:: Work task ::
Print the lines of the data, starting with the first, up to and including the line where "Model: ion-association model, wateq4f.dat, run" appears.

Segment Start: Data excerpts

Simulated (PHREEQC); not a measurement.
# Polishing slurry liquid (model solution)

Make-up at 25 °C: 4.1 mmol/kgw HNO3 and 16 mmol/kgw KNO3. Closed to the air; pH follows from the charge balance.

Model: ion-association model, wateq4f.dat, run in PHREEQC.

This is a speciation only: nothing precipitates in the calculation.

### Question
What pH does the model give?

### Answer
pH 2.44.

Segment End: Data excerpts

:: Your solution ::
Simulated (PHREEQC); not a measurement.
# Polishing slurry liquid (model solution)

Make-up at 25 °C: 4.1 mmol/kgw HNO3 and 16 mmol/kgw KNO3. Closed to the air; pH follows from the charge balance.

Model: ion-association model, wateq4f.dat, run in PHREEQC.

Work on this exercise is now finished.